- [EXERCISE]
Below are the records; output them exactly from the first line through the line with "Theory: Ansatz 0.2.0, DFT", stopping there.

- [PROVIDED INFORMATION]
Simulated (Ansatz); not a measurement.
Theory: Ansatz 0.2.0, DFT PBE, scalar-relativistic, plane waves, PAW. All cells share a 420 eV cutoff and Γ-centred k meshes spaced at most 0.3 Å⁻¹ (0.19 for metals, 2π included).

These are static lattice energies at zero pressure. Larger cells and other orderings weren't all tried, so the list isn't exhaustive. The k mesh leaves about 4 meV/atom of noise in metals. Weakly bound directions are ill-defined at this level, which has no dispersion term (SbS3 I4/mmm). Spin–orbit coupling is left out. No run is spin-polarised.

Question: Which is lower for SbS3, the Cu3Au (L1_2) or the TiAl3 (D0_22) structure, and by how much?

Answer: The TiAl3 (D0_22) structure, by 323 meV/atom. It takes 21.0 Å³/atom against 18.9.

- [WRITTEN REPLY]
Simulated (Ansatz); not a measurement.
Theory: Ansatz 0.2.0, DFT PBE, scalar-relativistic, plane waves, PAW. All cells share a 420 eV cutoff and Γ-centred k meshes spaced at most 0.3 Å⁻¹ (0.19 for metals, 2π included).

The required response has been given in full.